BRIEF — Output the entries that follow, word for word.

--- INFORMATION Enclosed Below ---

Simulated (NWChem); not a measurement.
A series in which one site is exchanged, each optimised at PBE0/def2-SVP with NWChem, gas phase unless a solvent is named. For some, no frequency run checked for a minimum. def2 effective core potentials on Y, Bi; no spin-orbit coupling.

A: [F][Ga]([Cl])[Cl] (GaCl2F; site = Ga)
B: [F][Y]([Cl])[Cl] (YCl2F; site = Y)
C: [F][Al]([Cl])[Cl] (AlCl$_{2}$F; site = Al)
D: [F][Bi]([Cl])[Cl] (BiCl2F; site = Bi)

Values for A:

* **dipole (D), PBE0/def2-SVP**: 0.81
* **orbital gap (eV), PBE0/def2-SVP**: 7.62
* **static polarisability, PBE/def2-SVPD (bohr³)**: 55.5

--- End of Enclosed INFORMATION ---

WRITTEN RESPONSE —
Simulated (NWChem); not a measurement.
A series in which one site is exchanged, each optimised at PBE0/def2-SVP with NWChem, gas phase unless a solvent is named. For some, no frequency run checked for a minimum. def2 effective core potentials on Y, Bi; no spin-orbit coupling.

A: [F][Ga]([Cl])[Cl] (GaCl2F; site = Ga)
B: [F][Y]([Cl])[Cl] (YCl2F; site = Y)
C: [F][Al]([Cl])[Cl] (AlCl$_{2}$F; site = Al)
D: [F][Bi]([Cl])[Cl] (BiCl2F; site = Bi)

Values for A:

* **dipole (D), PBE0/def2-SVP**: 0.81
* **orbital gap (eV), PBE0/def2-SVP**: 7.62
* **static polarisability, PBE/def2-SVPD (bohr³)**: 55.5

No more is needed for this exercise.